▶ Work instruction
Quote, with no changes, the lines that run from the top of the material to the line with "The conformers computed, where", both included.

▶ Supplied data
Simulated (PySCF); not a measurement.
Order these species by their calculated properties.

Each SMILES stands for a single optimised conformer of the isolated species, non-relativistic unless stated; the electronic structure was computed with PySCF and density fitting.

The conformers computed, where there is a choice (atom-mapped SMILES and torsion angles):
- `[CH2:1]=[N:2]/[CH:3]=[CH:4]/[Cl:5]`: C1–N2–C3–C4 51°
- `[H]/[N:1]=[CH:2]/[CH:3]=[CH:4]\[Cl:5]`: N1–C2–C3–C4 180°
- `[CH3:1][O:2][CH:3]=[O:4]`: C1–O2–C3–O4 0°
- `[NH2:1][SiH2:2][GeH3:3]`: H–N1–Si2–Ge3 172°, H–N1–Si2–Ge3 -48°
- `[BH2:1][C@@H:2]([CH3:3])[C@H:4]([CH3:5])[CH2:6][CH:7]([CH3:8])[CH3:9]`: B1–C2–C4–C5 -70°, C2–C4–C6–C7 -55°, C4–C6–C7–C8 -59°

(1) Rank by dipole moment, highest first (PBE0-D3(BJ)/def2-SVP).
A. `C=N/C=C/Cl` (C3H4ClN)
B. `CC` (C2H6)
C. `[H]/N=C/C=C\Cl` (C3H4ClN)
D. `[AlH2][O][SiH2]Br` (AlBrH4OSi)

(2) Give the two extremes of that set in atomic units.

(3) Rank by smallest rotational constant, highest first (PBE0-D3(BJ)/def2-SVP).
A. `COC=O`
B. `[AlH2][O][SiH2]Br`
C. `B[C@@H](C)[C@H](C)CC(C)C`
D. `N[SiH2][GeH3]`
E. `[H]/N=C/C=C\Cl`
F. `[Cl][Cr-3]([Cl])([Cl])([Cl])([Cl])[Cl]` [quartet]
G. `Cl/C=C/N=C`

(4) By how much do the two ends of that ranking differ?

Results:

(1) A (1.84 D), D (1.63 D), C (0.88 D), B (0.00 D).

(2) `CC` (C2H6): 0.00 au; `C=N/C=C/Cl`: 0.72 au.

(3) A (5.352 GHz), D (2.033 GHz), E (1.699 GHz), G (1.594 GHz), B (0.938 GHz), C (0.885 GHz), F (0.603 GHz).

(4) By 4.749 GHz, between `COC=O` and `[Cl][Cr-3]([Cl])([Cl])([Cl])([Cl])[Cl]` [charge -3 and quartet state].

▶ Problem solution
Simulated (PySCF); not a measurement.
Order these species by their calculated properties.

Each SMILES stands for a single optimised conformer of the isolated species, non-relativistic unless stated; the electronic structure was computed with PySCF and density fitting.

The conformers computed, where there is a choice (atom-mapped SMILES and torsion angles):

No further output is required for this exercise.